--- START ---
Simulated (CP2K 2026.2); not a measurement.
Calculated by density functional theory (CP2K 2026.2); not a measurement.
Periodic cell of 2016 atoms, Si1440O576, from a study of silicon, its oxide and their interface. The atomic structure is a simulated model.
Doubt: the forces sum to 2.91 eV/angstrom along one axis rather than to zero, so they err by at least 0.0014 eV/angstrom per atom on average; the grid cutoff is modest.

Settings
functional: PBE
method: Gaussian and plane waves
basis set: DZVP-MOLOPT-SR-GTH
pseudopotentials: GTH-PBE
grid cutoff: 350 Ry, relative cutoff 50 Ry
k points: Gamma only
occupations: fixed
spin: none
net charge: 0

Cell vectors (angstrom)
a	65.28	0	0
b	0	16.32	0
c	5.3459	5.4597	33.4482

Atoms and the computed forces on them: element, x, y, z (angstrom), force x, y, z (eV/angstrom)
--- END ---

WORK REQUEST:
The full listing must be copied exactly, every line included.

TASK OUTPUT:
Simulated (CP2K 2026.2); not a measurement.
Calculated by density functional theory (CP2K 2026.2); not a measurement.
Periodic cell of 2016 atoms, Si1440O576, from a study of silicon, its oxide and their interface. The atomic structure is a simulated model.
Doubt: the forces sum to 2.91 eV/angstrom along one axis rather than to zero, so they err by at least 0.0014 eV/angstrom per atom on average; the grid cutoff is modest.

Settings
functional: PBE
method: Gaussian and plane waves
basis set: DZVP-MOLOPT-SR-GTH
pseudopotentials: GTH-PBE
grid cutoff: 350 Ry, relative cutoff 50 Ry
k points: Gamma only
occupations: fixed
spin: none
net charge: 0

Cell vectors (angstrom)
a	65.28	0	0
b	0	16.32	0
c	5.3459	5.4597	33.4482

Atoms and the computed forces on them: element, x, y, z (angstrom), force x, y, z (eV/angstrom)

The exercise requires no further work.